_Work task_
Every record below, from the first line to the last, is to be set down again exactly.

━━━━━━━━━━
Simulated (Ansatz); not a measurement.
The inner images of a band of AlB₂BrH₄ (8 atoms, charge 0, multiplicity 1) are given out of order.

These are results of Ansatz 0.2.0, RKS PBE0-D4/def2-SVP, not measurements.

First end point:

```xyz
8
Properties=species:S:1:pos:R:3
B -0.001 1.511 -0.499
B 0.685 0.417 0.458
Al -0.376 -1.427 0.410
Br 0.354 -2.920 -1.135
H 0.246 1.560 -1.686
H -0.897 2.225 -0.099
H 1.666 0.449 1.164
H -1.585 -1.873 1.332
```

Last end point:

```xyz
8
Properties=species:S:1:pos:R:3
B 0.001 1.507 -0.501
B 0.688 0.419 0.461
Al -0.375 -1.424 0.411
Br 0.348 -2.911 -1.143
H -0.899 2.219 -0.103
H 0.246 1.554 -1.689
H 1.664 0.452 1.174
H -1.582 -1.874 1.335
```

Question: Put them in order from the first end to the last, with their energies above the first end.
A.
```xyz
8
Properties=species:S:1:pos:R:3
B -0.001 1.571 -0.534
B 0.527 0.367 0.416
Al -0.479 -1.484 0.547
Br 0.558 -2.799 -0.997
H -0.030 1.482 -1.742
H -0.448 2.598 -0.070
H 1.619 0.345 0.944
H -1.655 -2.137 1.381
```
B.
━━━━━━━━━━

_Problem solution_
Simulated (Ansatz); not a measurement.
The inner images of a band of AlB₂BrH₄ (8 atoms, charge 0, multiplicity 1) are given out of order.

These are results of Ansatz 0.2.0, RKS PBE0-D4/def2-SVP, not measurements.

First end point:

```xyz
8
Properties=species:S:1:pos:R:3
B -0.001 1.511 -0.499
B 0.685 0.417 0.458
Al -0.376 -1.427 0.410
Br 0.354 -2.920 -1.135
H 0.246 1.560 -1.686
H -0.897 2.225 -0.099
H 1.666 0.449 1.164
H -1.585 -1.873 1.332
```

Last end point:

```xyz
8
Properties=species:S:1:pos:R:3
B 0.001 1.507 -0.501
B 0.688 0.419 0.461
Al -0.375 -1.424 0.411
Br 0.348 -2.911 -1.143
H -0.899 2.219 -0.103
H 0.246 1.554 -1.689
H 1.664 0.452 1.174
H -1.582 -1.874 1.335
```

Question: Put them in order from the first end to the last, with their energies above the first end.
A.
```xyz
8
Properties=species:S:1:pos:R:3
B -0.001 1.571 -0.534
B 0.527 0.367 0.416
Al -0.479 -1.484 0.547
Br 0.558 -2.799 -0.997
H -0.030 1.482 -1.742
H -0.448 2.598 -0.070
H 1.619 0.345 0.944
H -1.655 -2.137 1.381
```
B.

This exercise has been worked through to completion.